**Action item:** Your answer should be an exact copy of every record.

**Provided material:**
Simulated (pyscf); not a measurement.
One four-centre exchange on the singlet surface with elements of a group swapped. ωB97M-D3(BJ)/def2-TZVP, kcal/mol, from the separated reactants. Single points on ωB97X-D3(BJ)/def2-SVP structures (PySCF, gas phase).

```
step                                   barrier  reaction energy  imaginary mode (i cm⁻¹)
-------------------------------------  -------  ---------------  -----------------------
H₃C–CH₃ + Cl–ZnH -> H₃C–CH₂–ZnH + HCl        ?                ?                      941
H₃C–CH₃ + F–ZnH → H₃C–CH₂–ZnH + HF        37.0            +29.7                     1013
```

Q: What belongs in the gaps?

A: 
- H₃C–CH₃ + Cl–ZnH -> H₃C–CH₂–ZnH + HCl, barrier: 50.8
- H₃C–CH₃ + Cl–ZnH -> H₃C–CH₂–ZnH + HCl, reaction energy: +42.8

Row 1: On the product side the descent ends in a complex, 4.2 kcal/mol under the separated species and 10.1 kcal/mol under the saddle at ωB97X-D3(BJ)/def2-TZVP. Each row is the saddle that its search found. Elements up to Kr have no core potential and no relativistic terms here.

**Written response:**
Simulated (pyscf); not a measurement.
One four-centre exchange on the singlet surface with elements of a group swapped. ωB97M-D3(BJ)/def2-TZVP, kcal/mol, from the separated reactants. Single points on ωB97X-D3(BJ)/def2-SVP structures (PySCF, gas phase).

```
step                                   barrier  reaction energy  imaginary mode (i cm⁻¹)
-------------------------------------  -------  ---------------  -----------------------
H₃C–CH₃ + Cl–ZnH -> H₃C–CH₂–ZnH + HCl        ?                ?                      941
H₃C–CH₃ + F–ZnH → H₃C–CH₂–ZnH + HF        37.0            +29.7                     1013
```

Q: What belongs in the gaps?

A: 
- H₃C–CH₃ + Cl–ZnH -> H₃C–CH₂–ZnH + HCl, barrier: 50.8
- H₃C–CH₃ + Cl–ZnH -> H₃C–CH₂–ZnH + HCl, reaction energy: +42.8

Row 1: On the product side the descent ends in a complex, 4.2 kcal/mol under the separated species and 10.1 kcal/mol under the saddle at ωB97X-D3(BJ)/def2-TZVP. Each row is the saddle that its search found. Elements up to Kr have no core potential and no relativistic terms here.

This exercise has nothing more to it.